- ASSIGNED TASK
Find "Largest T1 diagnostic: 0.010." and "(2) Computed: CCSD(T)/def2-TZVPP" in the records below. Copy the lines holding them and every line between, exactly, and no others.

════

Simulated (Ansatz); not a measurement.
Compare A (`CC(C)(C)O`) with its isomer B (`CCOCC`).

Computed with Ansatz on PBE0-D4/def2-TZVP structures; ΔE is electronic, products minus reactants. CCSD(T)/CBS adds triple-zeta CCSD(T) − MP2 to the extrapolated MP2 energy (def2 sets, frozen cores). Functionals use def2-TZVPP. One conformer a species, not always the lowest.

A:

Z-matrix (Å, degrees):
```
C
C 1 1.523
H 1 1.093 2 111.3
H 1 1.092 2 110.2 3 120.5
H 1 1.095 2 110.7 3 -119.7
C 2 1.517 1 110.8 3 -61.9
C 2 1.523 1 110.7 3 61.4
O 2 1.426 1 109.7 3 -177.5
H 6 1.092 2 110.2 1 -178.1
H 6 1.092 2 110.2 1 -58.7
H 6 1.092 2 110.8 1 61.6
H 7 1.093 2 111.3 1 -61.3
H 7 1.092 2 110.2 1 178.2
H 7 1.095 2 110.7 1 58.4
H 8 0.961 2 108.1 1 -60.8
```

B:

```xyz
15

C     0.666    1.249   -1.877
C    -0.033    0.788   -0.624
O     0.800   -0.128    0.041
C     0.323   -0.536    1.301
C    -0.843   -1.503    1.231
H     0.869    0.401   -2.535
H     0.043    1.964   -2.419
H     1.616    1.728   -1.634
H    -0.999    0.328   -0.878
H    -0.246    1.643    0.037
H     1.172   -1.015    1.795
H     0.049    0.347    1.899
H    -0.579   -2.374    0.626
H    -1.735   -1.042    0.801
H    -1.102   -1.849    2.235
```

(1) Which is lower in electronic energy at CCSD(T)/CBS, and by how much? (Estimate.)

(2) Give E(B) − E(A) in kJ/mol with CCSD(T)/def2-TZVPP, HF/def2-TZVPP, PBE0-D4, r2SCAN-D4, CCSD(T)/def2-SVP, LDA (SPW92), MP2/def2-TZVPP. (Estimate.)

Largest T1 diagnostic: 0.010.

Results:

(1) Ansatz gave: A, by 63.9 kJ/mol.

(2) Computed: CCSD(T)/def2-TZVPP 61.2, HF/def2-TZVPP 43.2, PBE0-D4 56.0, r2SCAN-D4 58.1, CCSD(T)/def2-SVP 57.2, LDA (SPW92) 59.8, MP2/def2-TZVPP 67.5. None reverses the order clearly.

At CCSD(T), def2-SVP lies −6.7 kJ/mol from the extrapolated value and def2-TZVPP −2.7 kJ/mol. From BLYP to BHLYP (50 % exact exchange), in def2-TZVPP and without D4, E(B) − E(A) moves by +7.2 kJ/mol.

════

- EXERCISE SOLUTION
Largest T1 diagnostic: 0.010.

Results:

(1) Ansatz gave: A, by 63.9 kJ/mol.

(2) Computed: CCSD(T)/def2-TZVPP 61.2, HF/def2-TZVPP 43.2, PBE0-D4 56.0, r2SCAN-D4 58.1, CCSD(T)/def2-SVP 57.2, LDA (SPW92) 59.8, MP2/def2-TZVPP 67.5. None reverses the order clearly.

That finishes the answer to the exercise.